_Available data_
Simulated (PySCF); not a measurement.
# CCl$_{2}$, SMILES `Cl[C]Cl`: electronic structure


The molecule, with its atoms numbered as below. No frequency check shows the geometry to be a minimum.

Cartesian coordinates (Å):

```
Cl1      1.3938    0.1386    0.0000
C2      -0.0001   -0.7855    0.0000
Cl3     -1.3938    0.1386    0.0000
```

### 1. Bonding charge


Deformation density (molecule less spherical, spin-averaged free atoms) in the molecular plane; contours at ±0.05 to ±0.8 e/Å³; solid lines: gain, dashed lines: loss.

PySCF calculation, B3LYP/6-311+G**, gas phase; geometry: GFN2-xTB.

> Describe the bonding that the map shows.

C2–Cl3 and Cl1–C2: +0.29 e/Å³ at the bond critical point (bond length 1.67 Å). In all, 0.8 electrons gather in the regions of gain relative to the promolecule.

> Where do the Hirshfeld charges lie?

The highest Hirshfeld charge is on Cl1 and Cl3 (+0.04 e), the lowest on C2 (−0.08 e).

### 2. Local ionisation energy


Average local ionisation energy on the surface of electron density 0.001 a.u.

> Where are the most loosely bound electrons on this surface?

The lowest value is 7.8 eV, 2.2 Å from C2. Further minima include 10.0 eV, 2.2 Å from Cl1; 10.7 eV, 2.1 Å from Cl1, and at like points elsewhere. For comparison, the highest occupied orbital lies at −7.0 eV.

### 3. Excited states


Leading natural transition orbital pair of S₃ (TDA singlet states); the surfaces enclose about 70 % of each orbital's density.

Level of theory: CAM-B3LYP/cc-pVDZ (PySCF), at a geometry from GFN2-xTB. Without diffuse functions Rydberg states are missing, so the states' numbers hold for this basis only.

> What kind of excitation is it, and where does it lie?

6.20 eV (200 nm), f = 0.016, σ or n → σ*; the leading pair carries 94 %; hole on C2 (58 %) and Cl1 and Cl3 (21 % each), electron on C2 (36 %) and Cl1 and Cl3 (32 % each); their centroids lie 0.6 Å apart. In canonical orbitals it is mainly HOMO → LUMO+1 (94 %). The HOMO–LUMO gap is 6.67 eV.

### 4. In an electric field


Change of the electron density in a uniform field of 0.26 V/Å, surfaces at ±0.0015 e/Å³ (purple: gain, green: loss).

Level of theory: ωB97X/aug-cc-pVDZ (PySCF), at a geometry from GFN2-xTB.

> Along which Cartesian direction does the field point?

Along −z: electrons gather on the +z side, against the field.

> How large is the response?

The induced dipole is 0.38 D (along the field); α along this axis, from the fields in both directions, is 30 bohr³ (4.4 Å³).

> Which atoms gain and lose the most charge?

_Work request_
What you should output is every line of the records above, from the first through the line containing "Along −z: electrons", unchanged.

_Exercise solution_
Simulated (PySCF); not a measurement.
# CCl$_{2}$, SMILES `Cl[C]Cl`: electronic structure


The molecule, with its atoms numbered as below. No frequency check shows the geometry to be a minimum.

Cartesian coordinates (Å):

```
Cl1      1.3938    0.1386    0.0000
C2      -0.0001   -0.7855    0.0000
Cl3     -1.3938    0.1386    0.0000
```

### 1. Bonding charge


Deformation density (molecule less spherical, spin-averaged free atoms) in the molecular plane; contours at ±0.05 to ±0.8 e/Å³; solid lines: gain, dashed lines: loss.

PySCF calculation, B3LYP/6-311+G**, gas phase; geometry: GFN2-xTB.

> Describe the bonding that the map shows.

C2–Cl3 and Cl1–C2: +0.29 e/Å³ at the bond critical point (bond length 1.67 Å). In all, 0.8 electrons gather in the regions of gain relative to the promolecule.

> Where do the Hirshfeld charges lie?

The highest Hirshfeld charge is on Cl1 and Cl3 (+0.04 e), the lowest on C2 (−0.08 e).

### 2. Local ionisation energy


Average local ionisation energy on the surface of electron density 0.001 a.u.

> Where are the most loosely bound electrons on this surface?

The lowest value is 7.8 eV, 2.2 Å from C2. Further minima include 10.0 eV, 2.2 Å from Cl1; 10.7 eV, 2.1 Å from Cl1, and at like points elsewhere. For comparison, the highest occupied orbital lies at −7.0 eV.

### 3. Excited states


Leading natural transition orbital pair of S₃ (TDA singlet states); the surfaces enclose about 70 % of each orbital's density.

Level of theory: CAM-B3LYP/cc-pVDZ (PySCF), at a geometry from GFN2-xTB. Without diffuse functions Rydberg states are missing, so the states' numbers hold for this basis only.

> What kind of excitation is it, and where does it lie?

6.20 eV (200 nm), f = 0.016, σ or n → σ*; the leading pair carries 94 %; hole on C2 (58 %) and Cl1 and Cl3 (21 % each), electron on C2 (36 %) and Cl1 and Cl3 (32 % each); their centroids lie 0.6 Å apart. In canonical orbitals it is mainly HOMO → LUMO+1 (94 %). The HOMO–LUMO gap is 6.67 eV.

### 4. In an electric field


Change of the electron density in a uniform field of 0.26 V/Å, surfaces at ±0.0015 e/Å³ (purple: gain, green: loss).

Level of theory: ωB97X/aug-cc-pVDZ (PySCF), at a geometry from GFN2-xTB.

> Along which Cartesian direction does the field point?

Along −z: electrons gather on the +z side, against the field.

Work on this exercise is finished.